# BRIEF
Reproduce each line from the first in the data through the line that contains "The structure is" exactly; give nothing else.

# GIVEN ENTRIES
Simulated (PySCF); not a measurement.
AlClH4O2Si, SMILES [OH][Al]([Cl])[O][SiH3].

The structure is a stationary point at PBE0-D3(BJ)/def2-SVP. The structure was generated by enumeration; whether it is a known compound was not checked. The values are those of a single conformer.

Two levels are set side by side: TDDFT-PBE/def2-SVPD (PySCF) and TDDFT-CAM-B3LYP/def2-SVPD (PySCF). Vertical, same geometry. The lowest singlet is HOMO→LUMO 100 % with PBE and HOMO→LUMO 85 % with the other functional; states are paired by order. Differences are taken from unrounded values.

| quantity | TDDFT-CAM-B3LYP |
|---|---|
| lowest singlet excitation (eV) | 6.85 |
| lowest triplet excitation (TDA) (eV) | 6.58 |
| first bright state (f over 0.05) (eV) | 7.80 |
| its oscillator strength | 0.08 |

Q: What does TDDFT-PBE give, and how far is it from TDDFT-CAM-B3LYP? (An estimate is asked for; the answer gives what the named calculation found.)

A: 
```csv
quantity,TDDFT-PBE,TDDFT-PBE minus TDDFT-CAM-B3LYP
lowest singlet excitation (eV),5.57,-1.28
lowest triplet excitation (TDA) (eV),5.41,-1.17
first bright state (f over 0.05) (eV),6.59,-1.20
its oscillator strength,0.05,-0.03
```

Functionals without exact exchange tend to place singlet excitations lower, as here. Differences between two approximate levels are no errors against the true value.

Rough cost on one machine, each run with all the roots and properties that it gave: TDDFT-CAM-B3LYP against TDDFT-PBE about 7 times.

# RESULT
Simulated (PySCF); not a measurement.
AlClH4O2Si, SMILES [OH][Al]([Cl])[O][SiH3].

The structure is a stationary point at PBE0-D3(BJ)/def2-SVP. The structure was generated by enumeration; whether it is a known compound was not checked. The values are those of a single conformer.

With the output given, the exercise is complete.